=-=-=
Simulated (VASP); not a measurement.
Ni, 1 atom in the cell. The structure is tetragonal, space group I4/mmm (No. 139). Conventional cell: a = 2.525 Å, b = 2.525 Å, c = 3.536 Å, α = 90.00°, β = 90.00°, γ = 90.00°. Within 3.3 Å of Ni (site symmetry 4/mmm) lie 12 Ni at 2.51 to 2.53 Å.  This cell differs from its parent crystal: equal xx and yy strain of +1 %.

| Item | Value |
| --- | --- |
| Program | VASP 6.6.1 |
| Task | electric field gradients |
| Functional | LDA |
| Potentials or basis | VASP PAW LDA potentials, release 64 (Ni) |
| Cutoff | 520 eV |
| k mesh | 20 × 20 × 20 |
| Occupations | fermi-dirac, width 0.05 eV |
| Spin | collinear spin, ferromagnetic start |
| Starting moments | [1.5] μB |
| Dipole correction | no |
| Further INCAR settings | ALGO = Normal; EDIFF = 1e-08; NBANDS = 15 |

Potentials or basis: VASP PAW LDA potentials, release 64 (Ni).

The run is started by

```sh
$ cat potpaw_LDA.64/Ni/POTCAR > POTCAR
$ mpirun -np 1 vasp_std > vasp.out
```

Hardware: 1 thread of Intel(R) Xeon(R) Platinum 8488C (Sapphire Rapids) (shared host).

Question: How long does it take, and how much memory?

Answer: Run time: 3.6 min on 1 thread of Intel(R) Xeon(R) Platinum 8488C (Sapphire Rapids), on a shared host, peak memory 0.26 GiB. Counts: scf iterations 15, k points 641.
=-=-=

### Task item
Would you return the full set of entries, unchanged in every detail?

### Result
Simulated (VASP); not a measurement.
Ni, 1 atom in the cell. The structure is tetragonal, space group I4/mmm (No. 139). Conventional cell: a = 2.525 Å, b = 2.525 Å, c = 3.536 Å, α = 90.00°, β = 90.00°, γ = 90.00°. Within 3.3 Å of Ni (site symmetry 4/mmm) lie 12 Ni at 2.51 to 2.53 Å.  This cell differs from its parent crystal: equal xx and yy strain of +1 %.

| Item | Value |
| --- | --- |
| Program | VASP 6.6.1 |
| Task | electric field gradients |
| Functional | LDA |
| Potentials or basis | VASP PAW LDA potentials, release 64 (Ni) |
| Cutoff | 520 eV |
| k mesh | 20 × 20 × 20 |
| Occupations | fermi-dirac, width 0.05 eV |
| Spin | collinear spin, ferromagnetic start |
| Starting moments | [1.5] μB |
| Dipole correction | no |
| Further INCAR settings | ALGO = Normal; EDIFF = 1e-08; NBANDS = 15 |

Potentials or basis: VASP PAW LDA potentials, release 64 (Ni).

The run is started by

```sh
$ cat potpaw_LDA.64/Ni/POTCAR > POTCAR
$ mpirun -np 1 vasp_std > vasp.out
```

Hardware: 1 thread of Intel(R) Xeon(R) Platinum 8488C (Sapphire Rapids) (shared host).

Question: How long does it take, and how much memory?

Answer: Run time: 3.6 min on 1 thread of Intel(R) Xeon(R) Platinum 8488C (Sapphire Rapids), on a shared host, peak memory 0.26 GiB. Counts: scf iterations 15, k points 641.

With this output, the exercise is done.